§ **Activity**
Transcribe the records below. Leave every line exactly as written.

*** Data Section Begins ***

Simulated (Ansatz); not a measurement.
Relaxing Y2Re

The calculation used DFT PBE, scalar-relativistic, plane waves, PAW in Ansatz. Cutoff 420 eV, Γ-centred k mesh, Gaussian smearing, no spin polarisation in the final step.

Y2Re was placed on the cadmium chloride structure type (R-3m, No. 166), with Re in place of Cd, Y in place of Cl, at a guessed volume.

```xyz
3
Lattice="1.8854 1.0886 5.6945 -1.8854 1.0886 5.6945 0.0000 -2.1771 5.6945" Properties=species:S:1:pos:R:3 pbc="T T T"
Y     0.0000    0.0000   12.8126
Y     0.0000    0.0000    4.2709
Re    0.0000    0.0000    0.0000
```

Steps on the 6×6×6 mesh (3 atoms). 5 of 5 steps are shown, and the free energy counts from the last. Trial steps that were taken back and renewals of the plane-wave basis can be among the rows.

*** Data Section Ends ***

§ **Answer space**
Simulated (Ansatz); not a measurement.
Relaxing Y2Re

The calculation used DFT PBE, scalar-relativistic, plane waves, PAW in Ansatz. Cutoff 420 eV, Γ-centred k mesh, Gaussian smearing, no spin polarisation in the final step.

Y2Re was placed on the cadmium chloride structure type (R-3m, No. 166), with Re in place of Cd, Y in place of Cl, at a guessed volume.

```xyz
3
Lattice="1.8854 1.0886 5.6945 -1.8854 1.0886 5.6945 0.0000 -2.1771 5.6945" Properties=species:S:1:pos:R:3 pbc="T T T"
Y     0.0000    0.0000   12.8126
Y     0.0000    0.0000    4.2709
Re    0.0000    0.0000    0.0000
```

Steps on the 6×6×6 mesh (3 atoms). 5 of 5 steps are shown, and the free energy counts from the last. Trial steps that were taken back and renewals of the plane-wave basis can be among the rows.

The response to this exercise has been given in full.